::: ENTRIES SHOWN :::
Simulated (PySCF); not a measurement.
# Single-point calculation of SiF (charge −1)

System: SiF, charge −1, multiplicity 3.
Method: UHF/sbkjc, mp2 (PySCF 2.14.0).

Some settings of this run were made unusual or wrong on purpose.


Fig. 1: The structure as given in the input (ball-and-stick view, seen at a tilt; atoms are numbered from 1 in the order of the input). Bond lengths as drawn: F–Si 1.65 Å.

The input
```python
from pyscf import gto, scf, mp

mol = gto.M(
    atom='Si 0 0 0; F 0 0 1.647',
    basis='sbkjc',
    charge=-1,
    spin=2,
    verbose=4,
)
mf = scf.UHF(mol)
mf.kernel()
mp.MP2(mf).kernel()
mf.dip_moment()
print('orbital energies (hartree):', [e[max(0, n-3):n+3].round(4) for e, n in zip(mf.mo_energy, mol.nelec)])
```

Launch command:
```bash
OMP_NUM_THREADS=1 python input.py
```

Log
:::

#### EXERCISE
Write out word for word only the lines from the start of the entries down to the line with "Some settings of", please, including both ends.

#### EXERCISE SOLUTION
Simulated (PySCF); not a measurement.
# Single-point calculation of SiF (charge −1)

System: SiF, charge −1, multiplicity 3.
Method: UHF/sbkjc, mp2 (PySCF 2.14.0).

Some settings of this run were made unusual or wrong on purpose.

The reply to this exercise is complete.